» **Assignment**:
Reproduce the section of the listing that begins at the line containing "The picture is" and finishes at the line containing "Summarise the run.". Include both end lines and nothing beyond them.

» **Records shown**:

☆ ☆ ☆

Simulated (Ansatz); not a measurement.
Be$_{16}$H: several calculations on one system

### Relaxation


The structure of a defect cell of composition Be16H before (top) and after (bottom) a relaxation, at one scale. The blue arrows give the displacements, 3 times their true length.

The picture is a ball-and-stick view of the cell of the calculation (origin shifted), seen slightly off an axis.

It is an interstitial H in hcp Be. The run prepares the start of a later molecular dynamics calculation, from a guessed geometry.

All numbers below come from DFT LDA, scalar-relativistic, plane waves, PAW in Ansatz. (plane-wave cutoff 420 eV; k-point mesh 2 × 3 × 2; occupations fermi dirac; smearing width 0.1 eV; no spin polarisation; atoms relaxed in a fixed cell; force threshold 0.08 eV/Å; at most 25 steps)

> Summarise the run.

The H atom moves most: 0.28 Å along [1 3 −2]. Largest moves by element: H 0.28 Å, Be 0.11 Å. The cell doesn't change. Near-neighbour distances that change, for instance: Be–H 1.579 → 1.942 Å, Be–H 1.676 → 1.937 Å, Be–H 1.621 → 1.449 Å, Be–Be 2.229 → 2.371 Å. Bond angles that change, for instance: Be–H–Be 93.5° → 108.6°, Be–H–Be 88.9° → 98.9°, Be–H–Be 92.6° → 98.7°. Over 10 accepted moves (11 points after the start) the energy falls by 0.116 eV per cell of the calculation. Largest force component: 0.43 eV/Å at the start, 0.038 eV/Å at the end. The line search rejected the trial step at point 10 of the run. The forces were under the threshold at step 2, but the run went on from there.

☆ ☆ ☆

» **Your solution**:
The picture is a ball-and-stick view of the cell of the calculation (origin shifted), seen slightly off an axis.

It is an interstitial H in hcp Be. The run prepares the start of a later molecular dynamics calculation, from a guessed geometry.

All numbers below come from DFT LDA, scalar-relativistic, plane waves, PAW in Ansatz. (plane-wave cutoff 420 eV; k-point mesh 2 × 3 × 2; occupations fermi dirac; smearing width 0.1 eV; no spin polarisation; atoms relaxed in a fixed cell; force threshold 0.08 eV/Å; at most 25 steps)

> Summarise the run.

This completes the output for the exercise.